(SOURCE MATERIAL)
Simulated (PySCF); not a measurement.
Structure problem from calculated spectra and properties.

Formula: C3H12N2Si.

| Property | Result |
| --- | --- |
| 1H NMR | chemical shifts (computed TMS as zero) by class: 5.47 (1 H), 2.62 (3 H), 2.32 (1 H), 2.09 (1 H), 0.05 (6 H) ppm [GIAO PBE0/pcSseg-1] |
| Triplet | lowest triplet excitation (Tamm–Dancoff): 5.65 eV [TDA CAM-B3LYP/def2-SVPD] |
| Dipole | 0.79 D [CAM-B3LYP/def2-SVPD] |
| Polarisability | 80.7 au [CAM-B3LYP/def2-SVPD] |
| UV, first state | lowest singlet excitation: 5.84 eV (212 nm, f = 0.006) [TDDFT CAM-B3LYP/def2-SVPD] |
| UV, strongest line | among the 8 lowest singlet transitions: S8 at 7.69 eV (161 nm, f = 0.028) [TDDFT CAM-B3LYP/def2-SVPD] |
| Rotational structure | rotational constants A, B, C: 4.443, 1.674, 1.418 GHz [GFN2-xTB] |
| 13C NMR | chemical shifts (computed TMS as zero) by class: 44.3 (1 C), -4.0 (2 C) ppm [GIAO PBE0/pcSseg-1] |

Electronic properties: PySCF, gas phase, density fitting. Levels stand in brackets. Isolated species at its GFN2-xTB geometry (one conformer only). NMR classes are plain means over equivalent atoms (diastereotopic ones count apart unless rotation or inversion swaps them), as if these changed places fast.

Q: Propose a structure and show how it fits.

(REQUIREMENT) Send back an exact copy of only the lines from the line with "C) ppm [GIAO PBE0/pcSseg-1] |" up to and including the line with "Electronic properties: PySCF, gas" in the data above.

(WRITTEN SOLUTION)
| 13C NMR | chemical shifts (computed TMS as zero) by class: 44.3 (1 C), -4.0 (2 C) ppm [GIAO PBE0/pcSseg-1] |

Electronic properties: PySCF, gas phase, density fitting. Levels stand in brackets. Isolated species at its GFN2-xTB geometry (one conformer only). NMR classes are plain means over equivalent atoms (diastereotopic ones count apart unless rotation or inversion swaps them), as if these changed places fast.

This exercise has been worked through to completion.